● SOURCE MATERIAL

>>>

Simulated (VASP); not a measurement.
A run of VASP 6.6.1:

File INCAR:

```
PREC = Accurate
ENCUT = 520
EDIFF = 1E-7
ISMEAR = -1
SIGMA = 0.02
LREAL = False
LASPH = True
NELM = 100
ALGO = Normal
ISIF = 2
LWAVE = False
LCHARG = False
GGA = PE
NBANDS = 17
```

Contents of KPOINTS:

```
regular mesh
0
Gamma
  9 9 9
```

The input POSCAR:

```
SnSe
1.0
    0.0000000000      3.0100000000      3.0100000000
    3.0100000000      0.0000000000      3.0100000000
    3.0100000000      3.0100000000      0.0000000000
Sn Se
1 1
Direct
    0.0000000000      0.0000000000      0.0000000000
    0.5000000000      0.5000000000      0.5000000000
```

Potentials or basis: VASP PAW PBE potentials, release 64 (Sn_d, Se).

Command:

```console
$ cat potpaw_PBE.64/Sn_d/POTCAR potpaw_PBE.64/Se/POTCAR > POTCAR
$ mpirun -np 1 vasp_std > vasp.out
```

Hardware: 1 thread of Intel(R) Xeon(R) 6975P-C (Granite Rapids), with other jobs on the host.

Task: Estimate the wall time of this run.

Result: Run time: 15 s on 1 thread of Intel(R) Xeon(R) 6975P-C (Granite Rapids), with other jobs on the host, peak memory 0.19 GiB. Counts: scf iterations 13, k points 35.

<<<

● WORK REQUEST
An exact transcription of the lines from the start of the listing through the line bearing "Task: Estimate the wall time of this run." is the whole answer.

● TASK OUTPUT
Simulated (VASP); not a measurement.
A run of VASP 6.6.1:

File INCAR:

```
PREC = Accurate
ENCUT = 520
EDIFF = 1E-7
ISMEAR = -1
SIGMA = 0.02
LREAL = False
LASPH = True
NELM = 100
ALGO = Normal
ISIF = 2
LWAVE = False
LCHARG = False
GGA = PE
NBANDS = 17
```

Contents of KPOINTS:

```
regular mesh
0
Gamma
  9 9 9
```

The input POSCAR:

```
SnSe
1.0
    0.0000000000      3.0100000000      3.0100000000
    3.0100000000      0.0000000000      3.0100000000
    3.0100000000      3.0100000000      0.0000000000
Sn Se
1 1
Direct
    0.0000000000      0.0000000000      0.0000000000
    0.5000000000      0.5000000000      0.5000000000
```

Potentials or basis: VASP PAW PBE potentials, release 64 (Sn_d, Se).

Command:

```console
$ cat potpaw_PBE.64/Sn_d/POTCAR potpaw_PBE.64/Se/POTCAR > POTCAR
$ mpirun -np 1 vasp_std > vasp.out
```

Hardware: 1 thread of Intel(R) Xeon(R) 6975P-C (Granite Rapids), with other jobs on the host.

Task: Estimate the wall time of this run.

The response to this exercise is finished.